> _Record extracts_:
******************************

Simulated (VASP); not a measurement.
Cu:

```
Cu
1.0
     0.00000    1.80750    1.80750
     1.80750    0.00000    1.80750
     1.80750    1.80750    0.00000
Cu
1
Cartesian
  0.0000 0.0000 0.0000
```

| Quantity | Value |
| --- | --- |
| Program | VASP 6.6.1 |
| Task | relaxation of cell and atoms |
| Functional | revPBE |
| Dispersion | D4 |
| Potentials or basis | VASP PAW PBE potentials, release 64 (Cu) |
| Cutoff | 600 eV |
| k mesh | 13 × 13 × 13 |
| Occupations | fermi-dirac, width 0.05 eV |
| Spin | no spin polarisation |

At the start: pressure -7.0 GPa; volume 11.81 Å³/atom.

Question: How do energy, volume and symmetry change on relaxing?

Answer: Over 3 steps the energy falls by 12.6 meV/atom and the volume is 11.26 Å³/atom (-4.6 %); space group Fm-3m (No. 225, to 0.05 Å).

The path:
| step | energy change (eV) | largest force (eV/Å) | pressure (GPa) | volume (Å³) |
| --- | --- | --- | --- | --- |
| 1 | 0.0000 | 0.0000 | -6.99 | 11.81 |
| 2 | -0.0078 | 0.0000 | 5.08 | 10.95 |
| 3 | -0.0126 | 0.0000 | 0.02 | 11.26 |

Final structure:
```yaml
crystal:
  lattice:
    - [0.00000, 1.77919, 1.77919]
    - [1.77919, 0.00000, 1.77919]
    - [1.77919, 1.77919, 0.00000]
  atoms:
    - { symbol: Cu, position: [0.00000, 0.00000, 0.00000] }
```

******************************

> _Work request_: Retype, exactly and in full, the lines above from the one containing "Dispersion | D4 |" through the one containing "Question: How do".

> _Answer area_:
| Dispersion | D4 |
| Potentials or basis | VASP PAW PBE potentials, release 64 (Cu) |
| Cutoff | 600 eV |
| k mesh | 13 × 13 × 13 |
| Occupations | fermi-dirac, width 0.05 eV |
| Spin | no spin polarisation |

At the start: pressure -7.0 GPa; volume 11.81 Å³/atom.

Question: How do energy, volume and symmetry change on relaxing?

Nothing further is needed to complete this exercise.